= = = =

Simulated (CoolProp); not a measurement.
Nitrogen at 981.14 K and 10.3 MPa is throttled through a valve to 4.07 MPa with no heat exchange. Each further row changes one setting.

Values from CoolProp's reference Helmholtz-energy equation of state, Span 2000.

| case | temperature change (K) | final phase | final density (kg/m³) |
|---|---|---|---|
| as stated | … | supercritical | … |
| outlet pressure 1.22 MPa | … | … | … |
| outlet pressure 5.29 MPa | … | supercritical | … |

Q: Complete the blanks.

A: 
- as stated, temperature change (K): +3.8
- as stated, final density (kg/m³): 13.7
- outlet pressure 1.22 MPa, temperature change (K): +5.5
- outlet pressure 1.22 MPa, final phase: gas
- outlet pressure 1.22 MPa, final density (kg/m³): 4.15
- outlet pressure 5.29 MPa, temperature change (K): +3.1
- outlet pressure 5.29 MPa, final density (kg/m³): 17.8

= = = =

= Activity =
Repeat the data above exactly.

= Answer area =
Simulated (CoolProp); not a measurement.
Nitrogen at 981.14 K and 10.3 MPa is throttled through a valve to 4.07 MPa with no heat exchange. Each further row changes one setting.

Values from CoolProp's reference Helmholtz-energy equation of state, Span 2000.

| case | temperature change (K) | final phase | final density (kg/m³) |
|---|---|---|---|
| as stated | … | supercritical | … |
| outlet pressure 1.22 MPa | … | … | … |
| outlet pressure 5.29 MPa | … | supercritical | … |

Q: Complete the blanks.

A: 
- as stated, temperature change (K): +3.8
- as stated, final density (kg/m³): 13.7
- outlet pressure 1.22 MPa, temperature change (K): +5.5
- outlet pressure 1.22 MPa, final phase: gas
- outlet pressure 1.22 MPa, final density (kg/m³): 4.15
- outlet pressure 5.29 MPa, temperature change (K): +3.1
- outlet pressure 5.29 MPa, final density (kg/m³): 17.8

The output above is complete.